- Entries provided
-- Opening Marker --
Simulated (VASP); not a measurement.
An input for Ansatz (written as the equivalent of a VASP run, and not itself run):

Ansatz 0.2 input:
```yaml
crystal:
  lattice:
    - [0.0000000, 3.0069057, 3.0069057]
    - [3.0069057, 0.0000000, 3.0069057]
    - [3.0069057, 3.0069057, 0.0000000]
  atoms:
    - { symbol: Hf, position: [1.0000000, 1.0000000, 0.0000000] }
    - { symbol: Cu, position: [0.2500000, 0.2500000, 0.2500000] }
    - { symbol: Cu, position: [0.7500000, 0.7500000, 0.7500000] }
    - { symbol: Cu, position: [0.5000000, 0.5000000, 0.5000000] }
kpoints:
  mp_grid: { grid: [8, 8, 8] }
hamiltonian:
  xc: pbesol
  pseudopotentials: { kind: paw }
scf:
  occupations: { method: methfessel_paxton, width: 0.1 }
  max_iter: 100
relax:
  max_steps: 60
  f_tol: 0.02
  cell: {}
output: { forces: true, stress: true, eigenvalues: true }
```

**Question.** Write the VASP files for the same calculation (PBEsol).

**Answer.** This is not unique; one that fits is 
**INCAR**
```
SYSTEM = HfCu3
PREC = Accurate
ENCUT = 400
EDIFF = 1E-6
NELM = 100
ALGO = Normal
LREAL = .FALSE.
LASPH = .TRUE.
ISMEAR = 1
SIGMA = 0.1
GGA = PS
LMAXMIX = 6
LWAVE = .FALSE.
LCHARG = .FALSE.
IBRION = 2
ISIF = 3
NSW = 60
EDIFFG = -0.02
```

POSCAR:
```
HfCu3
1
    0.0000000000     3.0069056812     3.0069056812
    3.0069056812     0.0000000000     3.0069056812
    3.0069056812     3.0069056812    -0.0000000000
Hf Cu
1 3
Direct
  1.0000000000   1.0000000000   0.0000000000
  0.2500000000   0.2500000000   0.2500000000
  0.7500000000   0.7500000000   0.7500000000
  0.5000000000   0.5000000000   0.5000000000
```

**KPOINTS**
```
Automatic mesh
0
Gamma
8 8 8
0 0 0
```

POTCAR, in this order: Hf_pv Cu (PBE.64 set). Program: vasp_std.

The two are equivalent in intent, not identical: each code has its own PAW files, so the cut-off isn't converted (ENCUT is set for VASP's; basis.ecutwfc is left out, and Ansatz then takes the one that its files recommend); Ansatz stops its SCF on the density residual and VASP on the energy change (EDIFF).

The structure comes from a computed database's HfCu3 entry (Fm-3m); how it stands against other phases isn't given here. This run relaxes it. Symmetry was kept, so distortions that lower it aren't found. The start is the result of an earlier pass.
-- Closing Marker --

Write out word for word only the lines from the start of the entries down to the line with "POTCAR, in this", please, including both ends.

Simulated (VASP); not a measurement.
An input for Ansatz (written as the equivalent of a VASP run, and not itself run):

Ansatz 0.2 input:
```yaml
crystal:
  lattice:
    - [0.0000000, 3.0069057, 3.0069057]
    - [3.0069057, 0.0000000, 3.0069057]
    - [3.0069057, 3.0069057, 0.0000000]
  atoms:
    - { symbol: Hf, position: [1.0000000, 1.0000000, 0.0000000] }
    - { symbol: Cu, position: [0.2500000, 0.2500000, 0.2500000] }
    - { symbol: Cu, position: [0.7500000, 0.7500000, 0.7500000] }
    - { symbol: Cu, position: [0.5000000, 0.5000000, 0.5000000] }
kpoints:
  mp_grid: { grid: [8, 8, 8] }
hamiltonian:
  xc: pbesol
  pseudopotentials: { kind: paw }
scf:
  occupations: { method: methfessel_paxton, width: 0.1 }
  max_iter: 100
relax:
  max_steps: 60
  f_tol: 0.02
  cell: {}
output: { forces: true, stress: true, eigenvalues: true }
```

**Question.** Write the VASP files for the same calculation (PBEsol).

**Answer.** This is not unique; one that fits is 
**INCAR**
```
SYSTEM = HfCu3
PREC = Accurate
ENCUT = 400
EDIFF = 1E-6
NELM = 100
ALGO = Normal
LREAL = .FALSE.
LASPH = .TRUE.
ISMEAR = 1
SIGMA = 0.1
GGA = PS
LMAXMIX = 6
LWAVE = .FALSE.
LCHARG = .FALSE.
IBRION = 2
ISIF = 3
NSW = 60
EDIFFG = -0.02
```

POSCAR:
```
HfCu3
1
    0.0000000000     3.0069056812     3.0069056812
    3.0069056812     0.0000000000     3.0069056812
    3.0069056812     3.0069056812    -0.0000000000
Hf Cu
1 3
Direct
  1.0000000000   1.0000000000   0.0000000000
  0.2500000000   0.2500000000   0.2500000000
  0.7500000000   0.7500000000   0.7500000000
  0.5000000000   0.5000000000   0.5000000000
```

**KPOINTS**
```
Automatic mesh
0
Gamma
8 8 8
0 0 0
```

POTCAR, in this order: Hf_pv Cu (PBE.64 set). Program: vasp_std.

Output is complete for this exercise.